**RAW DATA**
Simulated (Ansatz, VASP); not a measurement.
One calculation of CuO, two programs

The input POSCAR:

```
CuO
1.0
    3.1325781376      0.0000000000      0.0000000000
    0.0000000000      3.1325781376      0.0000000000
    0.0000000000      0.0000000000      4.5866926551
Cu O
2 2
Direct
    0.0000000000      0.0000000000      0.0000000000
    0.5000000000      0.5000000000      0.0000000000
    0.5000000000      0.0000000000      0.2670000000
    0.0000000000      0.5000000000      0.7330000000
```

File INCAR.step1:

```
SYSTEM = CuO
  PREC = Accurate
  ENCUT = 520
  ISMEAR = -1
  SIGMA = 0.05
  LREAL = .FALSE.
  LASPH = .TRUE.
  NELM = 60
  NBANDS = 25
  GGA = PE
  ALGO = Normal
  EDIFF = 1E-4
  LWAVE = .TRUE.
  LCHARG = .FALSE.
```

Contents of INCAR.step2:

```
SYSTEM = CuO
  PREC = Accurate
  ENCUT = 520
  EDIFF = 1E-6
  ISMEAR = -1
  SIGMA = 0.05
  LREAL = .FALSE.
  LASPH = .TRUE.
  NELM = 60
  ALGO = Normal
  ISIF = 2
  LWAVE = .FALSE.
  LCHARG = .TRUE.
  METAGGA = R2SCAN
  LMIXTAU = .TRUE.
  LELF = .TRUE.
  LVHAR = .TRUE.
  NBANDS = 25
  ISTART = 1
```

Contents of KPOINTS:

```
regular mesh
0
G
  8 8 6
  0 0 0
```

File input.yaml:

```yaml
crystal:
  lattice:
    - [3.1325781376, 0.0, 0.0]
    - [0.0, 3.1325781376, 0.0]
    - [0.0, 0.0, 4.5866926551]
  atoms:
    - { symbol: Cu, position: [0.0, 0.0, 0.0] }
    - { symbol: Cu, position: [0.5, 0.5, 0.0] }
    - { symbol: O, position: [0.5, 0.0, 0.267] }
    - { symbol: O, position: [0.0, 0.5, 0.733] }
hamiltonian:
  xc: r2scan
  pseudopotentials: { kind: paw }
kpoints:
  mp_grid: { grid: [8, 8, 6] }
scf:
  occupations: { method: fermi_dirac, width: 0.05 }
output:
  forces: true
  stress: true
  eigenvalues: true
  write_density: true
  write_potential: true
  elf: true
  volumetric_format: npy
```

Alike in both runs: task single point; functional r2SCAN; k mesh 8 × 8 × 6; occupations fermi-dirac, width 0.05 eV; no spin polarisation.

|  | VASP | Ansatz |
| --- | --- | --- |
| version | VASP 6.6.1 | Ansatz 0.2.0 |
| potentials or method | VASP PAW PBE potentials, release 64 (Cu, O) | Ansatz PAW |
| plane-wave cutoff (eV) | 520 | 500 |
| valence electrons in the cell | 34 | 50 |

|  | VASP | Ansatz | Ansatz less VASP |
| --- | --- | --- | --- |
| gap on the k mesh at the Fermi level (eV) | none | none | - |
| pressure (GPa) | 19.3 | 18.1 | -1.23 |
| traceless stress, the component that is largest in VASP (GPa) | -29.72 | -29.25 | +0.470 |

**REQUIRED ACTION**
Could you set down, exactly as written, the lines above between the one holding "520 | 500 |" and the one holding "18.1 | -1.23 |", inclusive, and nothing more?

**EXERCISE SOLUTION**
| plane-wave cutoff (eV) | 520 | 500 |
| valence electrons in the cell | 34 | 50 |

|  | VASP | Ansatz | Ansatz less VASP |
| --- | --- | --- | --- |
| gap on the k mesh at the Fermi level (eV) | none | none | - |
| pressure (GPa) | 19.3 | 18.1 | -1.23 |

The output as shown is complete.